■ **SOURCE INFORMATION**:
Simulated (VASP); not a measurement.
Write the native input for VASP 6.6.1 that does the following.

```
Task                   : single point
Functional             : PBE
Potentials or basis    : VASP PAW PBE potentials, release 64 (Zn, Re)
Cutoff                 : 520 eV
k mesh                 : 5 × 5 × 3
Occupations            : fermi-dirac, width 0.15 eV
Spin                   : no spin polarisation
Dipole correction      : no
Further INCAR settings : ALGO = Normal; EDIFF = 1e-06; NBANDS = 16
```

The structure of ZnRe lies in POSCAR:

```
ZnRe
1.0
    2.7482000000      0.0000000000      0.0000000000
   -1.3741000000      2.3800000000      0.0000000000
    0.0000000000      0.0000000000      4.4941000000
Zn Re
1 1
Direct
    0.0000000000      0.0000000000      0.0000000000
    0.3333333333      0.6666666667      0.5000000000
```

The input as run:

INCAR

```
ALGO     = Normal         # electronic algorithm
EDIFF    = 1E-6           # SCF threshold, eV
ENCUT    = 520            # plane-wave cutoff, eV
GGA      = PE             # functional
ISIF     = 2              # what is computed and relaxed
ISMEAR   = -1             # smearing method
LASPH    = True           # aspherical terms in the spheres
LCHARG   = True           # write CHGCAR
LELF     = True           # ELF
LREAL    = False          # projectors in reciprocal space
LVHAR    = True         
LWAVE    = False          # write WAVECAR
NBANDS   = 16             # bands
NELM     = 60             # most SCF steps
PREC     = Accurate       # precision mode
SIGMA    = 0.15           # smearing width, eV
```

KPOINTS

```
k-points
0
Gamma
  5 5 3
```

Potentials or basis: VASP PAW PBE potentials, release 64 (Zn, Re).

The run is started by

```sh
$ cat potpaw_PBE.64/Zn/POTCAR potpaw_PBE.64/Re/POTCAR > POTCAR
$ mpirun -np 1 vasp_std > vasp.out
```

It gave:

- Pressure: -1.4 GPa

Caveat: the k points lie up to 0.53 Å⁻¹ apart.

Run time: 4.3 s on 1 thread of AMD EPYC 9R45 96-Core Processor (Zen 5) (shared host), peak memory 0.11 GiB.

■ **REQUIRED ACTION**: Exact lines only, please: output the listing from the first line to the line with "Caveat: the k", both included.

■ **RESPONSE AREA**:
Simulated (VASP); not a measurement.
Write the native input for VASP 6.6.1 that does the following.

```
Task                   : single point
Functional             : PBE
Potentials or basis    : VASP PAW PBE potentials, release 64 (Zn, Re)
Cutoff                 : 520 eV
k mesh                 : 5 × 5 × 3
Occupations            : fermi-dirac, width 0.15 eV
Spin                   : no spin polarisation
Dipole correction      : no
Further INCAR settings : ALGO = Normal; EDIFF = 1e-06; NBANDS = 16
```

The structure of ZnRe lies in POSCAR:

```
ZnRe
1.0
    2.7482000000      0.0000000000      0.0000000000
   -1.3741000000      2.3800000000      0.0000000000
    0.0000000000      0.0000000000      4.4941000000
Zn Re
1 1
Direct
    0.0000000000      0.0000000000      0.0000000000
    0.3333333333      0.6666666667      0.5000000000
```

The input as run:

INCAR

```
ALGO     = Normal         # electronic algorithm
EDIFF    = 1E-6           # SCF threshold, eV
ENCUT    = 520            # plane-wave cutoff, eV
GGA      = PE             # functional
ISIF     = 2              # what is computed and relaxed
ISMEAR   = -1             # smearing method
LASPH    = True           # aspherical terms in the spheres
LCHARG   = True           # write CHGCAR
LELF     = True           # ELF
LREAL    = False          # projectors in reciprocal space
LVHAR    = True         
LWAVE    = False          # write WAVECAR
NBANDS   = 16             # bands
NELM     = 60             # most SCF steps
PREC     = Accurate       # precision mode
SIGMA    = 0.15           # smearing width, eV
```

KPOINTS

```
k-points
0
Gamma
  5 5 3
```

Potentials or basis: VASP PAW PBE potentials, release 64 (Zn, Re).

The run is started by

```sh
$ cat potpaw_PBE.64/Zn/POTCAR potpaw_PBE.64/Re/POTCAR > POTCAR
$ mpirun -np 1 vasp_std > vasp.out
```

It gave:

- Pressure: -1.4 GPa

Caveat: the k points lie up to 0.53 Å⁻¹ apart.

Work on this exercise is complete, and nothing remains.